> WORK REQUEST
Among the entries below, take the line with "Quantity | Value |" and the line with "Caveat: the k", and output them and every line between them exactly, with nothing else.

> RECORDED INFORMATION

★ ★ ★ ★ ★

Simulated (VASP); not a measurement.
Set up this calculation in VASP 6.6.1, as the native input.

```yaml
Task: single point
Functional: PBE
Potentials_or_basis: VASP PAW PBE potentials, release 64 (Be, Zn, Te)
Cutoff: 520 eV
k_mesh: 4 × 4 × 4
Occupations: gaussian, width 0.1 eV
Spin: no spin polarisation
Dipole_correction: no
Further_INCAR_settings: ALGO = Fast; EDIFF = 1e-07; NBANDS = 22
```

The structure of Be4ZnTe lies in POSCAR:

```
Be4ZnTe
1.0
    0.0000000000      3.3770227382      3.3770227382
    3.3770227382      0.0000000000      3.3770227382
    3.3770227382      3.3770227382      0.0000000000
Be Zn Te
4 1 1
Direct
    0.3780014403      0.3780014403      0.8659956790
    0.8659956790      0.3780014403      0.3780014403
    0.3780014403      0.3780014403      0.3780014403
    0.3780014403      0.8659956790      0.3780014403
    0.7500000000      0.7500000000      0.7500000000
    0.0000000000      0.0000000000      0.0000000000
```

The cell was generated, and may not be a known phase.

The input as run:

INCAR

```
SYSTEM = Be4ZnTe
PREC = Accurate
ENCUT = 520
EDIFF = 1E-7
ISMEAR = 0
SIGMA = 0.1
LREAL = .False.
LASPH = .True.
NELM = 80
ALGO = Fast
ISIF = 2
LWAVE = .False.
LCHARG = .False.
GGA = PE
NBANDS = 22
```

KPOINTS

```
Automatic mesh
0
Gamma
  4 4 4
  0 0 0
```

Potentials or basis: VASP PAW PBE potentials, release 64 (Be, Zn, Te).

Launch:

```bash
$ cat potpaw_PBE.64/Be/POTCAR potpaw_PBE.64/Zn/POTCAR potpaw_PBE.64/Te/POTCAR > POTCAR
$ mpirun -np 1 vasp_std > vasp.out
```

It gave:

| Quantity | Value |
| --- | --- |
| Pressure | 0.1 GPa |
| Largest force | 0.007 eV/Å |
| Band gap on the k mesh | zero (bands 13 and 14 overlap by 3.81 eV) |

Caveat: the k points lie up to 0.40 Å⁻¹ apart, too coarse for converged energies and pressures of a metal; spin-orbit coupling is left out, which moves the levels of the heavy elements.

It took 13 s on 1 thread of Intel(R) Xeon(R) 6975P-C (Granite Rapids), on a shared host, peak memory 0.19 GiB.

★ ★ ★ ★ ★

> EXERCISE RESPONSE
| Quantity | Value |
| --- | --- |
| Pressure | 0.1 GPa |
| Largest force | 0.007 eV/Å |
| Band gap on the k mesh | zero (bands 13 and 14 overlap by 3.81 eV) |

Caveat: the k points lie up to 0.40 Å⁻¹ apart, too coarse for converged energies and pressures of a metal; spin-orbit coupling is left out, which moves the levels of the heavy elements.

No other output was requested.